- _Requirement_
Word for word, restate the entries below from their first line through the line that contains "Doubt: the forces".

Data extract START

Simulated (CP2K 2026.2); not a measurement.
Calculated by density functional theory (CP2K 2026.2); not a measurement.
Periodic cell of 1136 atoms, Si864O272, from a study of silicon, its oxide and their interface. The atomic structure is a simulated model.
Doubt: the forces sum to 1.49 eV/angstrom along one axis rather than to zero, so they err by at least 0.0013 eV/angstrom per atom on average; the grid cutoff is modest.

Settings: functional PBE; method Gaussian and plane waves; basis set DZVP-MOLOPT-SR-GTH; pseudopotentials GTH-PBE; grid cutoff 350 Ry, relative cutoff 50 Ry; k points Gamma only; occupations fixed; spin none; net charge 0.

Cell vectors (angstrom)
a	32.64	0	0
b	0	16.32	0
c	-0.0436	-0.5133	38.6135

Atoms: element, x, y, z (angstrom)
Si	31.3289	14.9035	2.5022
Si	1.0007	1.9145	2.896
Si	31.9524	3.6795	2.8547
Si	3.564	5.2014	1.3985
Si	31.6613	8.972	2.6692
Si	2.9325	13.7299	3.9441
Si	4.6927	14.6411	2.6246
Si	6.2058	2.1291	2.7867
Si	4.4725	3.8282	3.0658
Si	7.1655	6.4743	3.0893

Data extract END

- _Solution_
Simulated (CP2K 2026.2); not a measurement.
Calculated by density functional theory (CP2K 2026.2); not a measurement.
Periodic cell of 1136 atoms, Si864O272, from a study of silicon, its oxide and their interface. The atomic structure is a simulated model.
Doubt: the forces sum to 1.49 eV/angstrom along one axis rather than to zero, so they err by at least 0.0013 eV/angstrom per atom on average; the grid cutoff is modest.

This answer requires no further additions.